● ASSIGNMENT: Print the listing exactly, but only as far as the line containing "Numbering as in". The first line and that line are both included.

● SOURCE DATA:
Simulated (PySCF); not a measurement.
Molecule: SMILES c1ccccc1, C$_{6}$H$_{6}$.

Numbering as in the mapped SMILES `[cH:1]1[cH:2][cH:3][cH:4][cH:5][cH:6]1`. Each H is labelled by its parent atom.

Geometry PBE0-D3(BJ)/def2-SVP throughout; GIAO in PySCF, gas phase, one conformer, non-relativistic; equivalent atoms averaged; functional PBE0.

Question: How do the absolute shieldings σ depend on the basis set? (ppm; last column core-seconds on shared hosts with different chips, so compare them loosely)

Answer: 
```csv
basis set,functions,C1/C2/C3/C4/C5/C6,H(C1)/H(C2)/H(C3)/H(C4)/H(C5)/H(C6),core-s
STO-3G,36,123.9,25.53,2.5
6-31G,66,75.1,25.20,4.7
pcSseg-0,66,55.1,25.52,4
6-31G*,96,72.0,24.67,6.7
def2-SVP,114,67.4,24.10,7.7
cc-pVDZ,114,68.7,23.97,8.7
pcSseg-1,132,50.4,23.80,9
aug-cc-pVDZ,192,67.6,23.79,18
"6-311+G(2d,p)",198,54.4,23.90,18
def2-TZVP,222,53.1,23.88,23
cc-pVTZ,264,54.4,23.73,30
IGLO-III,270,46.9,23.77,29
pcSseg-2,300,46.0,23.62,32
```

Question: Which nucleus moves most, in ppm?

● TASK SOLUTION:
Simulated (PySCF); not a measurement.
Molecule: SMILES c1ccccc1, C$_{6}$H$_{6}$.

Numbering as in the mapped SMILES `[cH:1]1[cH:2][cH:3][cH:4][cH:5][cH:6]1`. Each H is labelled by its parent atom.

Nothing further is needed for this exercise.